= Beginning of Section =
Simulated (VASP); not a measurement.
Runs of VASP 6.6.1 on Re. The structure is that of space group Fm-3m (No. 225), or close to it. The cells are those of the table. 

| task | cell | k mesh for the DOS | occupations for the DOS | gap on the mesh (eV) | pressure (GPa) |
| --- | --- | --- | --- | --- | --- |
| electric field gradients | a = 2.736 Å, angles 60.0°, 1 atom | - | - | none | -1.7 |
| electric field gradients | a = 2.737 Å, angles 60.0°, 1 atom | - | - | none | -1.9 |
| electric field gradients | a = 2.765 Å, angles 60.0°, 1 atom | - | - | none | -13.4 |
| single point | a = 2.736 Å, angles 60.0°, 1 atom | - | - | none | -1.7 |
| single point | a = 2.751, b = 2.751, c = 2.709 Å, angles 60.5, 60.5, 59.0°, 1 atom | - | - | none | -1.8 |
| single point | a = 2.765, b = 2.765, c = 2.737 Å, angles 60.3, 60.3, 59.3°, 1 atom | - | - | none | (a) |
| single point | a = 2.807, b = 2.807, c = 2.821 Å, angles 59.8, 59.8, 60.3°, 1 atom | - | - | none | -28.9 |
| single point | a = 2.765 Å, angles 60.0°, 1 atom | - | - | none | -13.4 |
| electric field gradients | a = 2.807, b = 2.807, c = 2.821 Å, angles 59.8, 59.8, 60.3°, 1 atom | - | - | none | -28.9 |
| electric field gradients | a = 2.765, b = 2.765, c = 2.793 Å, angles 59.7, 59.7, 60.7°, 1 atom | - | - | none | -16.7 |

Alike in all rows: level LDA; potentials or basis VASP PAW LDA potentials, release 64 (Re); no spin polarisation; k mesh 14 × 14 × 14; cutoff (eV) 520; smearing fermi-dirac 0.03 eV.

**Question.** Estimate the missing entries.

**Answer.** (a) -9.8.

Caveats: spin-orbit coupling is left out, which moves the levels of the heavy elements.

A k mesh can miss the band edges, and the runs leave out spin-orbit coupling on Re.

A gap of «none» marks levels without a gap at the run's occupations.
= End of Section =

#### [Assigned task]
All lines from the first line of the listing above through the line containing "none | -1.8 |" are to be retyped exactly. Leave out any other line.

#### [Your response]
Simulated (VASP); not a measurement.
Runs of VASP 6.6.1 on Re. The structure is that of space group Fm-3m (No. 225), or close to it. The cells are those of the table. 

| task | cell | k mesh for the DOS | occupations for the DOS | gap on the mesh (eV) | pressure (GPa) |
| --- | --- | --- | --- | --- | --- |
| electric field gradients | a = 2.736 Å, angles 60.0°, 1 atom | - | - | none | -1.7 |
| electric field gradients | a = 2.737 Å, angles 60.0°, 1 atom | - | - | none | -1.9 |
| electric field gradients | a = 2.765 Å, angles 60.0°, 1 atom | - | - | none | -13.4 |
| single point | a = 2.736 Å, angles 60.0°, 1 atom | - | - | none | -1.7 |
| single point | a = 2.751, b = 2.751, c = 2.709 Å, angles 60.5, 60.5, 59.0°, 1 atom | - | - | none | -1.8 |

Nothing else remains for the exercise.